### Given entries
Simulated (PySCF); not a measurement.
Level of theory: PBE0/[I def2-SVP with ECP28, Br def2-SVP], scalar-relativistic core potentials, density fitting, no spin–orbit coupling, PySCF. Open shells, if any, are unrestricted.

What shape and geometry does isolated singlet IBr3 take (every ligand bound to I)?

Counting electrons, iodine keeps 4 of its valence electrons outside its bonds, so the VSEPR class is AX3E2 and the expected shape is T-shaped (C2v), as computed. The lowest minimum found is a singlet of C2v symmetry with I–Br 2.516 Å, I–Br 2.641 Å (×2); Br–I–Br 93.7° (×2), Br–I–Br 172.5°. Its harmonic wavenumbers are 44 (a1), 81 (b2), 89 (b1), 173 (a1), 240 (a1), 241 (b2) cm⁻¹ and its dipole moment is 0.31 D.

### Activity
Your task is to quote the lines above, beginning with the first and ending with the one that holds "Level of theory: PBE0/[I".

### Written answer
Simulated (PySCF); not a measurement.
Level of theory: PBE0/[I def2-SVP with ECP28, Br def2-SVP], scalar-relativistic core potentials, density fitting, no spin–orbit coupling, PySCF. Open shells, if any, are unrestricted.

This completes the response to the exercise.